_Work order:_
Return each line of the material below exactly. Begin at the first and end on the line with "(2) zero (band".

_Record excerpts:_
┄┄┄┄┄┄

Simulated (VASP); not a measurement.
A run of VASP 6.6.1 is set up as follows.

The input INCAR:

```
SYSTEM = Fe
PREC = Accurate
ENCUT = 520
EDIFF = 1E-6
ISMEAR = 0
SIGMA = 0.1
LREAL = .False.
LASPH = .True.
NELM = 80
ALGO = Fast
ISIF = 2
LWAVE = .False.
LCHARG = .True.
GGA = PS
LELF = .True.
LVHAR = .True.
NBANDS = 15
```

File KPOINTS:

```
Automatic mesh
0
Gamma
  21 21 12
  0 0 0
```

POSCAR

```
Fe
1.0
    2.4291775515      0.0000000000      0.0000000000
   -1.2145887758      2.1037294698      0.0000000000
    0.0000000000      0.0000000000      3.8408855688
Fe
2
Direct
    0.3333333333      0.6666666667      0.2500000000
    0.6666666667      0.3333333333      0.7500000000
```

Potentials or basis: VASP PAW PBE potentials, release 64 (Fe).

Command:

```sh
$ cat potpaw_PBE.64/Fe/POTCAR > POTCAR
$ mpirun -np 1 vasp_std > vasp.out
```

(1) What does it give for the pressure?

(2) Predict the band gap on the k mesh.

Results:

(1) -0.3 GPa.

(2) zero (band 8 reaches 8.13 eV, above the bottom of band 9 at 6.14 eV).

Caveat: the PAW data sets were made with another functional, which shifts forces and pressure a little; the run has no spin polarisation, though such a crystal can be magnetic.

┄┄┄┄┄┄

_Response box:_
Simulated (VASP); not a measurement.
A run of VASP 6.6.1 is set up as follows.

The input INCAR:

```
SYSTEM = Fe
PREC = Accurate
ENCUT = 520
EDIFF = 1E-6
ISMEAR = 0
SIGMA = 0.1
LREAL = .False.
LASPH = .True.
NELM = 80
ALGO = Fast
ISIF = 2
LWAVE = .False.
LCHARG = .True.
GGA = PS
LELF = .True.
LVHAR = .True.
NBANDS = 15
```

File KPOINTS:

```
Automatic mesh
0
Gamma
  21 21 12
  0 0 0
```

POSCAR

```
Fe
1.0
    2.4291775515      0.0000000000      0.0000000000
   -1.2145887758      2.1037294698      0.0000000000
    0.0000000000      0.0000000000      3.8408855688
Fe
2
Direct
    0.3333333333      0.6666666667      0.2500000000
    0.6666666667      0.3333333333      0.7500000000
```

Potentials or basis: VASP PAW PBE potentials, release 64 (Fe).

Command:

```sh
$ cat potpaw_PBE.64/Fe/POTCAR > POTCAR
$ mpirun -np 1 vasp_std > vasp.out
```

(1) What does it give for the pressure?

(2) Predict the band gap on the k mesh.

Results:

(1) -0.3 GPa.

(2) zero (band 8 reaches 8.13 eV, above the bottom of band 9 at 6.14 eV).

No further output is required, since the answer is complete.